RAW DATA Block Start
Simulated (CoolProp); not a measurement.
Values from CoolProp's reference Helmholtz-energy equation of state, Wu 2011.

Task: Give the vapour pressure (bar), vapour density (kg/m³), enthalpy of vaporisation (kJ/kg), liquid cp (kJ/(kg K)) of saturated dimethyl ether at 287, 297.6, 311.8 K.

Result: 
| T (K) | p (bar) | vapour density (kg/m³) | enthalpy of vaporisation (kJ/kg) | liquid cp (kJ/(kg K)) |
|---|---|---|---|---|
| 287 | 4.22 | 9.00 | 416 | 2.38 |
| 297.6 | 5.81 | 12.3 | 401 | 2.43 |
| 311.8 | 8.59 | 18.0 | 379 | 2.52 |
RAW DATA Block End

▶ **WORK TASK**: Set out the entries once more, word for word.

▶ **YOUR RESPONSE**:
Simulated (CoolProp); not a measurement.
Values from CoolProp's reference Helmholtz-energy equation of state, Wu 2011.

Task: Give the vapour pressure (bar), vapour density (kg/m³), enthalpy of vaporisation (kJ/kg), liquid cp (kJ/(kg K)) of saturated dimethyl ether at 287, 297.6, 311.8 K.

Result: 
| T (K) | p (bar) | vapour density (kg/m³) | enthalpy of vaporisation (kJ/kg) | liquid cp (kJ/(kg K)) |
|---|---|---|---|---|
| 287 | 4.22 | 9.00 | 416 | 2.38 |
| 297.6 | 5.81 | 12.3 | 401 | 2.43 |
| 311.8 | 8.59 | 18.0 | 379 | 2.52 |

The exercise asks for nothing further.